Of the records that follow, copy only the lines from the line containing "the occupied sites." to the line containing "at this level?", both included, exactly as written.

════
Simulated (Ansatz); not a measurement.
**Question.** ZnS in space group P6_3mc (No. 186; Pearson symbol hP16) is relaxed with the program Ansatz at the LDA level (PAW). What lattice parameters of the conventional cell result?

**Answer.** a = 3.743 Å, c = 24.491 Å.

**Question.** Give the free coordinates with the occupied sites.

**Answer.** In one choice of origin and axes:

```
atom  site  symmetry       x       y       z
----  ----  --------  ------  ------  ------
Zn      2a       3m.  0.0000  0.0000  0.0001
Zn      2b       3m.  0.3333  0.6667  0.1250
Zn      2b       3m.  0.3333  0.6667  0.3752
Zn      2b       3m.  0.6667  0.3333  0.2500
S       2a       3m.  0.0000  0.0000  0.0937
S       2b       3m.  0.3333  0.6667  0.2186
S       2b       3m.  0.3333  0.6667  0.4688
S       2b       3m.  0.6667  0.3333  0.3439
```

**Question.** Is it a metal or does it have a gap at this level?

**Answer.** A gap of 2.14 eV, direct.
════

→ **Written solution**
**Question.** Give the free coordinates with the occupied sites.

**Answer.** In one choice of origin and axes:

```
atom  site  symmetry       x       y       z
----  ----  --------  ------  ------  ------
Zn      2a       3m.  0.0000  0.0000  0.0001
Zn      2b       3m.  0.3333  0.6667  0.1250
Zn      2b       3m.  0.3333  0.6667  0.3752
Zn      2b       3m.  0.6667  0.3333  0.2500
S       2a       3m.  0.0000  0.0000  0.0937
S       2b       3m.  0.3333  0.6667  0.2186
S       2b       3m.  0.3333  0.6667  0.4688
S       2b       3m.  0.6667  0.3333  0.3439
```

**Question.** Is it a metal or does it have a gap at this level?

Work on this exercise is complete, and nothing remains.